With the material below, print exactly the lines between the line holding "3. Intercept: 3.985" and the line holding "The run gave", inclusive. Add nothing else.

/---

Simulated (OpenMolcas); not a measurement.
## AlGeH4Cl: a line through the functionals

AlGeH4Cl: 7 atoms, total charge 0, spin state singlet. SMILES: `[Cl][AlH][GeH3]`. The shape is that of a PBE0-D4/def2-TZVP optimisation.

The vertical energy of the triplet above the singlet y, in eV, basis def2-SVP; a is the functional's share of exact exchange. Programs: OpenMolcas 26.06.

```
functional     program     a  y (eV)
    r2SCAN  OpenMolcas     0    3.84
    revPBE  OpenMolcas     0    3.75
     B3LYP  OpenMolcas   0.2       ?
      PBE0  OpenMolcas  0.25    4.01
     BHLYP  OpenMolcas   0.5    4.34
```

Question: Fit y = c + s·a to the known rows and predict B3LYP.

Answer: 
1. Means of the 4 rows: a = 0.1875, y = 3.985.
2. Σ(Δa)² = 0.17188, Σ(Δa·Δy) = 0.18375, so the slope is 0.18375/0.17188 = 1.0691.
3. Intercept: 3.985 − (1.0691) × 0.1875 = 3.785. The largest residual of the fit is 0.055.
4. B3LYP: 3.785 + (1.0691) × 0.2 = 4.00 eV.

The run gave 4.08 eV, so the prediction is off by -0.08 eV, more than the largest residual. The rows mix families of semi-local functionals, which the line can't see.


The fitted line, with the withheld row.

\---

Your response:
3. Intercept: 3.985 − (1.0691) × 0.1875 = 3.785. The largest residual of the fit is 0.055.
4. B3LYP: 3.785 + (1.0691) × 0.2 = 4.00 eV.

The run gave 4.08 eV, so the prediction is off by -0.08 eV, more than the largest residual. The rows mix families of semi-local functionals, which the line can't see.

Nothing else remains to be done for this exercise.